ASSIGNMENT: All of the records below are to be copied exactly.

DATASET CONTENT START
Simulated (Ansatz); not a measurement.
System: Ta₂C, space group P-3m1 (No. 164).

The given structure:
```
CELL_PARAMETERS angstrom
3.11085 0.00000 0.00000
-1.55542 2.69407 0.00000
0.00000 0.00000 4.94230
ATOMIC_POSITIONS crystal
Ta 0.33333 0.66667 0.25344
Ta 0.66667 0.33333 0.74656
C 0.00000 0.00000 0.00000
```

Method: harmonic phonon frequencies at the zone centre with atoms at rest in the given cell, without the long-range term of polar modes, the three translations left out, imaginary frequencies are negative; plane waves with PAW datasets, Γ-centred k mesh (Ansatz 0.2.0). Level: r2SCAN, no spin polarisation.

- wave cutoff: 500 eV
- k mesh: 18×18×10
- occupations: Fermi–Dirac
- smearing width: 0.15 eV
DATASET CONTENT END

TASK RESULT:
Simulated (Ansatz); not a measurement.
System: Ta₂C, space group P-3m1 (No. 164).

The given structure:
```
CELL_PARAMETERS angstrom
3.11085 0.00000 0.00000
-1.55542 2.69407 0.00000
0.00000 0.00000 4.94230
ATOMIC_POSITIONS crystal
Ta 0.33333 0.66667 0.25344
Ta 0.66667 0.33333 0.74656
C 0.00000 0.00000 0.00000
```

Method: harmonic phonon frequencies at the zone centre with atoms at rest in the given cell, without the long-range term of polar modes, the three translations left out, imaginary frequencies are negative; plane waves with PAW datasets, Γ-centred k mesh (Ansatz 0.2.0). Level: r2SCAN, no spin polarisation.

- wave cutoff: 500 eV
- k mesh: 18×18×10
- occupations: Fermi–Dirac
- smearing width: 0.15 eV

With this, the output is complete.